►

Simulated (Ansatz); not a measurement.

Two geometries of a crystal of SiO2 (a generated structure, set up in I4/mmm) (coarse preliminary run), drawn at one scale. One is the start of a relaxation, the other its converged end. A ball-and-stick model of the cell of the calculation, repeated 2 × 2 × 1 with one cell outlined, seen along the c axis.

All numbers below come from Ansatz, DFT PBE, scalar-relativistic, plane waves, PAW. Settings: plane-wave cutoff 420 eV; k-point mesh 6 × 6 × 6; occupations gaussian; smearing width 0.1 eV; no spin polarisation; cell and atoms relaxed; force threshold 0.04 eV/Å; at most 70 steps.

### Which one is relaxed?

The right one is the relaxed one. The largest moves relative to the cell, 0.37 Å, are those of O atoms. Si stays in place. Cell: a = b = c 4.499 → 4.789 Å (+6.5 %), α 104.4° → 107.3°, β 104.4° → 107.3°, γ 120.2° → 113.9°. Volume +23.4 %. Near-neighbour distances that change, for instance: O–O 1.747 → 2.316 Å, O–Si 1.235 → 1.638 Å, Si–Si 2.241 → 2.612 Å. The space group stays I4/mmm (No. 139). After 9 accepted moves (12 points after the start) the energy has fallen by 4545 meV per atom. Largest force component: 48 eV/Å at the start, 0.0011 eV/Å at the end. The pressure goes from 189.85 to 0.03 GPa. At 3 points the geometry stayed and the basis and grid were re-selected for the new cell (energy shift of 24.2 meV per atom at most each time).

◄

**Work order**
From the first line above through the line that contains "### Which one is relaxed?", quote each line exactly. Output nothing more.

**Task response**
Simulated (Ansatz); not a measurement.

Two geometries of a crystal of SiO2 (a generated structure, set up in I4/mmm) (coarse preliminary run), drawn at one scale. One is the start of a relaxation, the other its converged end. A ball-and-stick model of the cell of the calculation, repeated 2 × 2 × 1 with one cell outlined, seen along the c axis.

All numbers below come from Ansatz, DFT PBE, scalar-relativistic, plane waves, PAW. Settings: plane-wave cutoff 420 eV; k-point mesh 6 × 6 × 6; occupations gaussian; smearing width 0.1 eV; no spin polarisation; cell and atoms relaxed; force threshold 0.04 eV/Å; at most 70 steps.

### Which one is relaxed?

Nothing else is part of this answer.